Information provided →
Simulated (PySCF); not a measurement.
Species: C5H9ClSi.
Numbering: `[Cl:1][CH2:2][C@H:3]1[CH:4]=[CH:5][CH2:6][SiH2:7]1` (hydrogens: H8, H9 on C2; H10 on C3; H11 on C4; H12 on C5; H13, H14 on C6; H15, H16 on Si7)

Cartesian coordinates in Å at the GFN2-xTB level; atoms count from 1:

Exercise →
Type out every record above once more, exactly.

Your solution →
Simulated (PySCF); not a measurement.
Species: C5H9ClSi.
Numbering: `[Cl:1][CH2:2][C@H:3]1[CH:4]=[CH:5][CH2:6][SiH2:7]1` (hydrogens: H8, H9 on C2; H10 on C3; H11 on C4; H12 on C5; H13, H14 on C6; H15, H16 on Si7)

Cartesian coordinates in Å at the GFN2-xTB level; atoms count from 1:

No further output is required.